Provided information
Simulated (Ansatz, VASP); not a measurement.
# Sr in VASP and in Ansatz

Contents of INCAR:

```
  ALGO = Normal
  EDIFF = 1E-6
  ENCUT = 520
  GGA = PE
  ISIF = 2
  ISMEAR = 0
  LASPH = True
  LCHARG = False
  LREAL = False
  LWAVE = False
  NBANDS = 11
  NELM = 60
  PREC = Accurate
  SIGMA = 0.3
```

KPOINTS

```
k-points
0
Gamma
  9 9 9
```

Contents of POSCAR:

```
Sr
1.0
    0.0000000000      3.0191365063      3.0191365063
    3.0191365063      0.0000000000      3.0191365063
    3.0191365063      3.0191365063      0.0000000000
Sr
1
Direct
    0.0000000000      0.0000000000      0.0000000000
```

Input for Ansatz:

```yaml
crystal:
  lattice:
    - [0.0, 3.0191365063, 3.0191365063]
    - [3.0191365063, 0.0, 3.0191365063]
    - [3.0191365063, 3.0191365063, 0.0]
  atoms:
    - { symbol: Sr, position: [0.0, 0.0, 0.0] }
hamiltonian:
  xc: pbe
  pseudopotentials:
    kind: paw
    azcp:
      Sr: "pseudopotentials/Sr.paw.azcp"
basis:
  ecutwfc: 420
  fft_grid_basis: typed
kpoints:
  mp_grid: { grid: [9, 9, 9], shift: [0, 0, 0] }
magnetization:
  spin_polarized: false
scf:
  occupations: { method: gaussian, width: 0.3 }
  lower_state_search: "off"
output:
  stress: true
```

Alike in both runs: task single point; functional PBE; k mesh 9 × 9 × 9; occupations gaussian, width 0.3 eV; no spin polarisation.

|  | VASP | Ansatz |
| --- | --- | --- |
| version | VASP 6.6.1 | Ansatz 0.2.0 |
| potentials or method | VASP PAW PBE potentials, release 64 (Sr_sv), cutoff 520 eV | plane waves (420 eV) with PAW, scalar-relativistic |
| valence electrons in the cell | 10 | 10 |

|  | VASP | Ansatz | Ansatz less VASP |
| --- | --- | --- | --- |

Assigned task
Set down each line exactly as it appears, starting at the top of the data and ending at the line containing "Ansatz 0.2.0 |", and include no other lines.

Answer space
Simulated (Ansatz, VASP); not a measurement.
# Sr in VASP and in Ansatz

Contents of INCAR:

```
  ALGO = Normal
  EDIFF = 1E-6
  ENCUT = 520
  GGA = PE
  ISIF = 2
  ISMEAR = 0
  LASPH = True
  LCHARG = False
  LREAL = False
  LWAVE = False
  NBANDS = 11
  NELM = 60
  PREC = Accurate
  SIGMA = 0.3
```

KPOINTS

```
k-points
0
Gamma
  9 9 9
```

Contents of POSCAR:

```
Sr
1.0
    0.0000000000      3.0191365063      3.0191365063
    3.0191365063      0.0000000000      3.0191365063
    3.0191365063      3.0191365063      0.0000000000
Sr
1
Direct
    0.0000000000      0.0000000000      0.0000000000
```

Input for Ansatz:

```yaml
crystal:
  lattice:
    - [0.0, 3.0191365063, 3.0191365063]
    - [3.0191365063, 0.0, 3.0191365063]
    - [3.0191365063, 3.0191365063, 0.0]
  atoms:
    - { symbol: Sr, position: [0.0, 0.0, 0.0] }
hamiltonian:
  xc: pbe
  pseudopotentials:
    kind: paw
    azcp:
      Sr: "pseudopotentials/Sr.paw.azcp"
basis:
  ecutwfc: 420
  fft_grid_basis: typed
kpoints:
  mp_grid: { grid: [9, 9, 9], shift: [0, 0, 0] }
magnetization:
  spin_polarized: false
scf:
  occupations: { method: gaussian, width: 0.3 }
  lower_state_search: "off"
output:
  stress: true
```

Alike in both runs: task single point; functional PBE; k mesh 9 × 9 × 9; occupations gaussian, width 0.3 eV; no spin polarisation.

|  | VASP | Ansatz |
| --- | --- | --- |
| version | VASP 6.6.1 | Ansatz 0.2.0 |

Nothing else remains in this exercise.